The lines needed are those from the start of the records through the line holding "-2.16 | 145.78 |", each copied exactly.

**Available data:**
═══

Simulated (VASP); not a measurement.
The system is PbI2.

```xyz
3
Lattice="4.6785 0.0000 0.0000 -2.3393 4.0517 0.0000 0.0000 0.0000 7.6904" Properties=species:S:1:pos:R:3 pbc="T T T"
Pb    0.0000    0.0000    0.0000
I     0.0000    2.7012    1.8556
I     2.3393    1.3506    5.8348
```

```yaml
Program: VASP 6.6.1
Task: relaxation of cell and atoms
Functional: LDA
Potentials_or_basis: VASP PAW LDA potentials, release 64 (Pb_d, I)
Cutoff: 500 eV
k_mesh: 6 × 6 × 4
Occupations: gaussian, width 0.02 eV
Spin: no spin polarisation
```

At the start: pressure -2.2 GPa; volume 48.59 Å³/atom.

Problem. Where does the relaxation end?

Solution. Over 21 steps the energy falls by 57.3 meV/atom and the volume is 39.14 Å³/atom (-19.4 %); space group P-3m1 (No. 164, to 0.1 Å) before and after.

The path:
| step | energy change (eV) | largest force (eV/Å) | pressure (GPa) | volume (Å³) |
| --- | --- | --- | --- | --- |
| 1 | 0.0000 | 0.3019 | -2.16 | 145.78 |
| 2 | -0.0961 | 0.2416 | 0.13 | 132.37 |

═══

**Expected answer:**
Simulated (VASP); not a measurement.
The system is PbI2.

```xyz
3
Lattice="4.6785 0.0000 0.0000 -2.3393 4.0517 0.0000 0.0000 0.0000 7.6904" Properties=species:S:1:pos:R:3 pbc="T T T"
Pb    0.0000    0.0000    0.0000
I     0.0000    2.7012    1.8556
I     2.3393    1.3506    5.8348
```

```yaml
Program: VASP 6.6.1
Task: relaxation of cell and atoms
Functional: LDA
Potentials_or_basis: VASP PAW LDA potentials, release 64 (Pb_d, I)
Cutoff: 500 eV
k_mesh: 6 × 6 × 4
Occupations: gaussian, width 0.02 eV
Spin: no spin polarisation
```

At the start: pressure -2.2 GPa; volume 48.59 Å³/atom.

Problem. Where does the relaxation end?

Solution. Over 21 steps the energy falls by 57.3 meV/atom and the volume is 39.14 Å³/atom (-19.4 %); space group P-3m1 (No. 164, to 0.1 Å) before and after.

The path:
| step | energy change (eV) | largest force (eV/Å) | pressure (GPa) | volume (Å³) |
| --- | --- | --- | --- | --- |
| 1 | 0.0000 | 0.3019 | -2.16 | 145.78 |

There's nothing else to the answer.